REQUIREMENT => Every record that appears below should be transcribed exactly.

INFORMATION SUPPLIED =>
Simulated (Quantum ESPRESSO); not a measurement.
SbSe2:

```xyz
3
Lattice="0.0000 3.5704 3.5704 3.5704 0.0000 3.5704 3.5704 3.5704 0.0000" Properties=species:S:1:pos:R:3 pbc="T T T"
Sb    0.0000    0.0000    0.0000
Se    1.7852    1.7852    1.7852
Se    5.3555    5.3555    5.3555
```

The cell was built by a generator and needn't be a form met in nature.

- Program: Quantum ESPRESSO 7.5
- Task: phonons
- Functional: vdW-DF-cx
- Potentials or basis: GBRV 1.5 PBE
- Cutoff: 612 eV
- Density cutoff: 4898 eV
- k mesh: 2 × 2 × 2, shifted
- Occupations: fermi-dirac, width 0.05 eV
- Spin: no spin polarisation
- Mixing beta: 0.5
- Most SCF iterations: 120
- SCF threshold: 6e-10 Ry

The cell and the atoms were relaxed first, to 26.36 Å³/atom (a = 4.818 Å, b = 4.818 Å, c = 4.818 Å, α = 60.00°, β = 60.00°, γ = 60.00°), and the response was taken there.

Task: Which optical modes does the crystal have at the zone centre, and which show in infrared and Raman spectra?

ANSWER AREA =>
Simulated (Quantum ESPRESSO); not a measurement.
SbSe2:

```xyz
3
Lattice="0.0000 3.5704 3.5704 3.5704 0.0000 3.5704 3.5704 3.5704 0.0000" Properties=species:S:1:pos:R:3 pbc="T T T"
Sb    0.0000    0.0000    0.0000
Se    1.7852    1.7852    1.7852
Se    5.3555    5.3555    5.3555
```

The cell was built by a generator and needn't be a form met in nature.

- Program: Quantum ESPRESSO 7.5
- Task: phonons
- Functional: vdW-DF-cx
- Potentials or basis: GBRV 1.5 PBE
- Cutoff: 612 eV
- Density cutoff: 4898 eV
- k mesh: 2 × 2 × 2, shifted
- Occupations: fermi-dirac, width 0.05 eV
- Spin: no spin polarisation
- Mixing beta: 0.5
- Most SCF iterations: 120
- SCF threshold: 6e-10 Ry

The cell and the atoms were relaxed first, to 26.36 Å³/atom (a = 4.818 Å, b = 4.818 Å, c = 4.818 Å, α = 60.00°, β = 60.00°, γ = 60.00°), and the response was taken there.

Task: Which optical modes does the crystal have at the zone centre, and which show in infrared and Raman spectra?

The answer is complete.